---+---

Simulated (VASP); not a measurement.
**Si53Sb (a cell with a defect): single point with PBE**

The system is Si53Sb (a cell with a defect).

---+---

> [Task item]: For this exercise, set down the entire listing above exactly as given.

> [Result]:
Simulated (VASP); not a measurement.
**Si53Sb (a cell with a defect): single point with PBE**

The system is Si53Sb (a cell with a defect).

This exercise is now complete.